**Source information**
-- Opening Marker --

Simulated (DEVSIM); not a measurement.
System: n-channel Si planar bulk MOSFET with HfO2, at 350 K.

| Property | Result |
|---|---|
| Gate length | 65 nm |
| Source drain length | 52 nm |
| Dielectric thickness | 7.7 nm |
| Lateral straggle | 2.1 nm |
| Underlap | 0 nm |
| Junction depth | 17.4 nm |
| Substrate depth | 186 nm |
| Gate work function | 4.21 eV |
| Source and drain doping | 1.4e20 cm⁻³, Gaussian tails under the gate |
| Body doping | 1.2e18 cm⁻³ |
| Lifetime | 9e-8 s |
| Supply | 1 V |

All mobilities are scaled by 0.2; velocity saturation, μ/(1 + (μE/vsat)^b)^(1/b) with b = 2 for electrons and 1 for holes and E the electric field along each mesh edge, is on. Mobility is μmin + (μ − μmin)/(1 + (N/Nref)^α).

-- Closing Marker --

From the first line to the last, print the listing above exactly.

Simulated (DEVSIM); not a measurement.
System: n-channel Si planar bulk MOSFET with HfO2, at 350 K.

| Property | Result |
|---|---|
| Gate length | 65 nm |
| Source drain length | 52 nm |
| Dielectric thickness | 7.7 nm |
| Lateral straggle | 2.1 nm |
| Underlap | 0 nm |
| Junction depth | 17.4 nm |
| Substrate depth | 186 nm |
| Gate work function | 4.21 eV |
| Source and drain doping | 1.4e20 cm⁻³, Gaussian tails under the gate |
| Body doping | 1.2e18 cm⁻³ |
| Lifetime | 9e-8 s |
| Supply | 1 V |

All mobilities are scaled by 0.2; velocity saturation, μ/(1 + (μE/vsat)^b)^(1/b) with b = 2 for electrons and 1 for holes and E the electric field along each mesh edge, is on. Mobility is μmin + (μ − μmin)/(1 + (N/Nref)^α).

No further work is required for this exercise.